(Beginning of THE DATA)

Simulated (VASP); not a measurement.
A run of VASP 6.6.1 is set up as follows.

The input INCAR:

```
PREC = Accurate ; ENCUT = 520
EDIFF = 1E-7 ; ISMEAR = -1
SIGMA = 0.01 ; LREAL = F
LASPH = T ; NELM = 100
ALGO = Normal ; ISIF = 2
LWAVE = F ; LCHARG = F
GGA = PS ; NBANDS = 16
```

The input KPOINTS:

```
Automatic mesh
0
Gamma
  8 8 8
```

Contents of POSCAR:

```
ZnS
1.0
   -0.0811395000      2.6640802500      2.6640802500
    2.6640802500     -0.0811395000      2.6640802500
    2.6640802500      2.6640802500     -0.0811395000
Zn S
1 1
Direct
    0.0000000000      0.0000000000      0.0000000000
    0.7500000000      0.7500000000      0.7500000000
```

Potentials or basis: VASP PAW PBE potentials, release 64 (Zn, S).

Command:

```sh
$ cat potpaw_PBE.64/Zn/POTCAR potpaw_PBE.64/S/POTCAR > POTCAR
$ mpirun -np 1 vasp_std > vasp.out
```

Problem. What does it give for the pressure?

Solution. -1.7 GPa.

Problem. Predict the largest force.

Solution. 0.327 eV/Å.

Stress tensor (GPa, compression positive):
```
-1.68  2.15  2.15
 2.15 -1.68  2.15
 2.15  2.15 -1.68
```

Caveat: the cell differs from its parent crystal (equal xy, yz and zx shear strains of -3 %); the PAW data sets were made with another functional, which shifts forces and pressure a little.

(End of THE DATA)

- ACTIVITY
Emit, unaltered, the lines from the top of the listing down through the line that holds "Problem. What does it give for the pressure?"; emit nothing else.

- YOUR SOLUTION
Simulated (VASP); not a measurement.
A run of VASP 6.6.1 is set up as follows.

The input INCAR:

```
PREC = Accurate ; ENCUT = 520
EDIFF = 1E-7 ; ISMEAR = -1
SIGMA = 0.01 ; LREAL = F
LASPH = T ; NELM = 100
ALGO = Normal ; ISIF = 2
LWAVE = F ; LCHARG = F
GGA = PS ; NBANDS = 16
```

The input KPOINTS:

```
Automatic mesh
0
Gamma
  8 8 8
```

Contents of POSCAR:

```
ZnS
1.0
   -0.0811395000      2.6640802500      2.6640802500
    2.6640802500     -0.0811395000      2.6640802500
    2.6640802500      2.6640802500     -0.0811395000
Zn S
1 1
Direct
    0.0000000000      0.0000000000      0.0000000000
    0.7500000000      0.7500000000      0.7500000000
```

Potentials or basis: VASP PAW PBE potentials, release 64 (Zn, S).

Command:

```sh
$ cat potpaw_PBE.64/Zn/POTCAR potpaw_PBE.64/S/POTCAR > POTCAR
$ mpirun -np 1 vasp_std > vasp.out
```

Problem. What does it give for the pressure?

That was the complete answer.